-- Opening Marker --

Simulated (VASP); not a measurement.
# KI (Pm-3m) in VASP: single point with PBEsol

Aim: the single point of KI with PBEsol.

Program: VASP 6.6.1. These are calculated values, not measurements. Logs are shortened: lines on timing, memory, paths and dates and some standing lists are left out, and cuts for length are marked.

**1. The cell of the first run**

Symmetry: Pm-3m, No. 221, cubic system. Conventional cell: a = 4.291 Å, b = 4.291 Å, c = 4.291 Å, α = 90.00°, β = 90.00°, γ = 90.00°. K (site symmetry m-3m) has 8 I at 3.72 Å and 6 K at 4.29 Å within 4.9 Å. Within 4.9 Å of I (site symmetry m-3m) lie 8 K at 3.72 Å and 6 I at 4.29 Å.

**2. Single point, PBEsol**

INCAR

-- Closing Marker --

Requirement =
The stopping point is the line containing "the first run**". Reproduce exactly every line of the material from the first through that one.

Task result =
Simulated (VASP); not a measurement.
# KI (Pm-3m) in VASP: single point with PBEsol

Aim: the single point of KI with PBEsol.

Program: VASP 6.6.1. These are calculated values, not measurements. Logs are shortened: lines on timing, memory, paths and dates and some standing lists are left out, and cuts for length are marked.

**1. The cell of the first run**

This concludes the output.